Required action >> There is one span to output from the data below: the lines starting at the line with "Geometry at step" and ending at the line with "Q: What forces act on the atoms?". Output it exactly, ends included, nothing more.

Information >>
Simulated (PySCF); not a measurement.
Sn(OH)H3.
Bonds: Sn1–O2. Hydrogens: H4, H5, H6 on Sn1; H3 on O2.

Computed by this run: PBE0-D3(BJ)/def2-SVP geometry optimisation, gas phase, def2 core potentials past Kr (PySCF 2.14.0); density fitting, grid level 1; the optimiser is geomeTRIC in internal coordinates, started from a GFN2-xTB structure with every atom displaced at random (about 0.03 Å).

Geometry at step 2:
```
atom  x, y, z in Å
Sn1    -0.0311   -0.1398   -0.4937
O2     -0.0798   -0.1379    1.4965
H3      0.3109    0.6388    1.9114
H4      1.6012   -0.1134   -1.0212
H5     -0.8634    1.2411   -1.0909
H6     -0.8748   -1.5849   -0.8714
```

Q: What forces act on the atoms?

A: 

Solution >>
Geometry at step 2:
```
atom  x, y, z in Å
Sn1    -0.0311   -0.1398   -0.4937
O2     -0.0798   -0.1379    1.4965
H3      0.3109    0.6388    1.9114
H4      1.6012   -0.1134   -1.0212
H5     -0.8634    1.2411   -1.0909
H6     -0.8748   -1.5849   -0.8714
```

Q: What forces act on the atoms?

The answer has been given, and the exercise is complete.